- **Work request**: Output only the lines of the entries that follow, starting at the one with "Geometry of the" and running down to the one with "The geometry at", both included and unchanged.

Given records Block Start

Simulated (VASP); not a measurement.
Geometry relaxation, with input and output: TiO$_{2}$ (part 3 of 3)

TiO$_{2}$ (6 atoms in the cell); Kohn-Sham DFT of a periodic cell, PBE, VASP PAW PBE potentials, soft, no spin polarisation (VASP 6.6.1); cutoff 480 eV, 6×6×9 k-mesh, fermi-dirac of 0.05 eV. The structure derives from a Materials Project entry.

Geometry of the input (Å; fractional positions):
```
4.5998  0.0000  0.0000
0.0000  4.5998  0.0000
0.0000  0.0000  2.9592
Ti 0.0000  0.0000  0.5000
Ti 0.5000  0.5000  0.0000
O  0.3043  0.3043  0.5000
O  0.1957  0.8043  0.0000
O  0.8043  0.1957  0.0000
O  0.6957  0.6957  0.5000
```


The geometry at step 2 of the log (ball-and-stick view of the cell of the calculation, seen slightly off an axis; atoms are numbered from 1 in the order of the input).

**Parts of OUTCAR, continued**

Given records Block End

- **Exercise response**:
Geometry of the input (Å; fractional positions):
```
4.5998  0.0000  0.0000
0.0000  4.5998  0.0000
0.0000  0.0000  2.9592
Ti 0.0000  0.0000  0.5000
Ti 0.5000  0.5000  0.0000
O  0.3043  0.3043  0.5000
O  0.1957  0.8043  0.0000
O  0.8043  0.1957  0.0000
O  0.6957  0.6957  0.5000
```


The geometry at step 2 of the log (ball-and-stick view of the cell of the calculation, seen slightly off an axis; atoms are numbered from 1 in the order of the input).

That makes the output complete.